Excerpted records:
******
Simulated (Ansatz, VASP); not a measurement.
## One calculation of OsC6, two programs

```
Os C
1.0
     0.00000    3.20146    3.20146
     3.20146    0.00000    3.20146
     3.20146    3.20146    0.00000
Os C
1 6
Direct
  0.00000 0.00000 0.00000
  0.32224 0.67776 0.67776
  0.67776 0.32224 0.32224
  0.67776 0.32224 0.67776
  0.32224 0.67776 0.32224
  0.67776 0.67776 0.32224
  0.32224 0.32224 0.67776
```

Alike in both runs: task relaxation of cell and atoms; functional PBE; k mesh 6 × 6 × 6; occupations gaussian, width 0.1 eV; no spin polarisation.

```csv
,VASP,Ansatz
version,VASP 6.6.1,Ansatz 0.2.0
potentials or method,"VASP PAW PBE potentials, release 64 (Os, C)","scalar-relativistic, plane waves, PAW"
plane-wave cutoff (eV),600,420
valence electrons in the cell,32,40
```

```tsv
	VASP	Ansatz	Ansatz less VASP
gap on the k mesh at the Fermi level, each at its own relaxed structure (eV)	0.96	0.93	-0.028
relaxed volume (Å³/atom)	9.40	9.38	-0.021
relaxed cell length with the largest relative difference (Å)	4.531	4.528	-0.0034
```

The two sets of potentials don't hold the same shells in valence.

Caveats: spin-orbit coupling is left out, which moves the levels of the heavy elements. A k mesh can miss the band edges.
******

Requirement:
Return a word-for-word copy of the lines from the beginning of the listing to the line holding "The two sets", both kept.

Answer area:
Simulated (Ansatz, VASP); not a measurement.
## One calculation of OsC6, two programs

```
Os C
1.0
     0.00000    3.20146    3.20146
     3.20146    0.00000    3.20146
     3.20146    3.20146    0.00000
Os C
1 6
Direct
  0.00000 0.00000 0.00000
  0.32224 0.67776 0.67776
  0.67776 0.32224 0.32224
  0.67776 0.32224 0.67776
  0.32224 0.67776 0.32224
  0.67776 0.67776 0.32224
  0.32224 0.32224 0.67776
```

Alike in both runs: task relaxation of cell and atoms; functional PBE; k mesh 6 × 6 × 6; occupations gaussian, width 0.1 eV; no spin polarisation.

```csv
,VASP,Ansatz
version,VASP 6.6.1,Ansatz 0.2.0
potentials or method,"VASP PAW PBE potentials, release 64 (Os, C)","scalar-relativistic, plane waves, PAW"
plane-wave cutoff (eV),600,420
valence electrons in the cell,32,40
```

```tsv
	VASP	Ansatz	Ansatz less VASP
gap on the k mesh at the Fermi level, each at its own relaxed structure (eV)	0.96	0.93	-0.028
relaxed volume (Å³/atom)	9.40	9.38	-0.021
relaxed cell length with the largest relative difference (Å)	4.531	4.528	-0.0034
```

The two sets of potentials don't hold the same shells in valence.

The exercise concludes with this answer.